#### [Requirement]
Repeat the listing below in full, exactly as it stands.

#### Dataset content ####

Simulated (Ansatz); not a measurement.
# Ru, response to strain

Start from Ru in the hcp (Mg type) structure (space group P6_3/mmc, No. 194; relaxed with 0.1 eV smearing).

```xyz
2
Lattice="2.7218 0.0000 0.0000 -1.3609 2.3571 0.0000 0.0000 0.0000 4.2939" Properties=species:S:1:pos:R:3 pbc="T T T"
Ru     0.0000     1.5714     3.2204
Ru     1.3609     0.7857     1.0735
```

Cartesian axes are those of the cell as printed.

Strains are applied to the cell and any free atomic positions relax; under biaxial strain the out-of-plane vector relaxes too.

####

#### [Problem solution]
Simulated (Ansatz); not a measurement.
# Ru, response to strain

Start from Ru in the hcp (Mg type) structure (space group P6_3/mmc, No. 194; relaxed with 0.1 eV smearing).

```xyz
2
Lattice="2.7218 0.0000 0.0000 -1.3609 2.3571 0.0000 0.0000 0.0000 4.2939" Properties=species:S:1:pos:R:3 pbc="T T T"
Ru     0.0000     1.5714     3.2204
Ru     1.3609     0.7857     1.0735
```

Cartesian axes are those of the cell as printed.

Strains are applied to the cell and any free atomic positions relax; under biaxial strain the out-of-plane vector relaxes too.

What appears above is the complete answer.